→ WORK ITEM:
Please reproduce the data below exactly, from the first line through the line containing "(1) Predict the", and leave every later line out.

BEGIN ENTRIES PROVIDED
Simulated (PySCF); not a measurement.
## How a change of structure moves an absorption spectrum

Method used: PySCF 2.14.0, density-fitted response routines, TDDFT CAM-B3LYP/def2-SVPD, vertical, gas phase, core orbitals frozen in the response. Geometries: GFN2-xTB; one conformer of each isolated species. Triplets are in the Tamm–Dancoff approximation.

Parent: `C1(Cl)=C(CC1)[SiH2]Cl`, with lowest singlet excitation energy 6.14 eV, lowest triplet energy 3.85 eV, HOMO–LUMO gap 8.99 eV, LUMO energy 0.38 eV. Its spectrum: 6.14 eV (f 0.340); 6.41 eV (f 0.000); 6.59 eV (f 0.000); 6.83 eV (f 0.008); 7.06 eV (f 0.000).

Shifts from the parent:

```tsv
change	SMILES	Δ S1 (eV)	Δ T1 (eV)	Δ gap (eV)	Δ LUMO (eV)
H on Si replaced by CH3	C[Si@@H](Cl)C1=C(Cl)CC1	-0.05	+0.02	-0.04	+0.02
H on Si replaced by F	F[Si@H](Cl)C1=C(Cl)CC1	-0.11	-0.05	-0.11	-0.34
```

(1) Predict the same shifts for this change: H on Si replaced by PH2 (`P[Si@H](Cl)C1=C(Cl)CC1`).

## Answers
END ENTRIES PROVIDED

→ RESPONSE:
Simulated (PySCF); not a measurement.
## How a change of structure moves an absorption spectrum

Method used: PySCF 2.14.0, density-fitted response routines, TDDFT CAM-B3LYP/def2-SVPD, vertical, gas phase, core orbitals frozen in the response. Geometries: GFN2-xTB; one conformer of each isolated species. Triplets are in the Tamm–Dancoff approximation.

Parent: `C1(Cl)=C(CC1)[SiH2]Cl`, with lowest singlet excitation energy 6.14 eV, lowest triplet energy 3.85 eV, HOMO–LUMO gap 8.99 eV, LUMO energy 0.38 eV. Its spectrum: 6.14 eV (f 0.340); 6.41 eV (f 0.000); 6.59 eV (f 0.000); 6.83 eV (f 0.008); 7.06 eV (f 0.000).

Shifts from the parent:

```tsv
change	SMILES	Δ S1 (eV)	Δ T1 (eV)	Δ gap (eV)	Δ LUMO (eV)
H on Si replaced by CH3	C[Si@@H](Cl)C1=C(Cl)CC1	-0.05	+0.02	-0.04	+0.02
H on Si replaced by F	F[Si@H](Cl)C1=C(Cl)CC1	-0.11	-0.05	-0.11	-0.34
```

(1) Predict the same shifts for this change: H on Si replaced by PH2 (`P[Si@H](Cl)C1=C(Cl)CC1`).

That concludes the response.